○ ○ ○ ○ ○ ○ ○

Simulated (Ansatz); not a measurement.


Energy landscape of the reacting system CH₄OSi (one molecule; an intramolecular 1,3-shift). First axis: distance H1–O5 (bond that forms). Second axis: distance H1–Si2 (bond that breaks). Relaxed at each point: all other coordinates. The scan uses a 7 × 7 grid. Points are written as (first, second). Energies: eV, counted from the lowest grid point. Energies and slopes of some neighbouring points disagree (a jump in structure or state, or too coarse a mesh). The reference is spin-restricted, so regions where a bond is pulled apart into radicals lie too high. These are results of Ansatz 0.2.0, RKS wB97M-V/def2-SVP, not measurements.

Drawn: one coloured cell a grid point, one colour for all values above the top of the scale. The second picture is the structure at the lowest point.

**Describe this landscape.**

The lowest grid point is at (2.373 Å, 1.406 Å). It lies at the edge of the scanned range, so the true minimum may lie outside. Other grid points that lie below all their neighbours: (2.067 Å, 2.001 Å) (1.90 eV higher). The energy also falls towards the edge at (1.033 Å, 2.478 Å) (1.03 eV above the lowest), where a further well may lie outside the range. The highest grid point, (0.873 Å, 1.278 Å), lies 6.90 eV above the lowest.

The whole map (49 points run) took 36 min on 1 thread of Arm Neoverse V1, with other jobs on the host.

○ ○ ○ ○ ○ ○ ○

**BRIEF:**
Go back to the start of the listing above. Reproduce each line exactly, ending with the line that contains "The lowest grid point is".

**WRITTEN RESPONSE:**
Simulated (Ansatz); not a measurement.


Energy landscape of the reacting system CH₄OSi (one molecule; an intramolecular 1,3-shift). First axis: distance H1–O5 (bond that forms). Second axis: distance H1–Si2 (bond that breaks). Relaxed at each point: all other coordinates. The scan uses a 7 × 7 grid. Points are written as (first, second). Energies: eV, counted from the lowest grid point. Energies and slopes of some neighbouring points disagree (a jump in structure or state, or too coarse a mesh). The reference is spin-restricted, so regions where a bond is pulled apart into radicals lie too high. These are results of Ansatz 0.2.0, RKS wB97M-V/def2-SVP, not measurements.

Drawn: one coloured cell a grid point, one colour for all values above the top of the scale. The second picture is the structure at the lowest point.

**Describe this landscape.**

The lowest grid point is at (2.373 Å, 1.406 Å). It lies at the edge of the scanned range, so the true minimum may lie outside. Other grid points that lie below all their neighbours: (2.067 Å, 2.001 Å) (1.90 eV higher). The energy also falls towards the edge at (1.033 Å, 2.478 Å) (1.03 eV above the lowest), where a further well may lie outside the range. The highest grid point, (0.873 Å, 1.278 Å), lies 6.90 eV above the lowest.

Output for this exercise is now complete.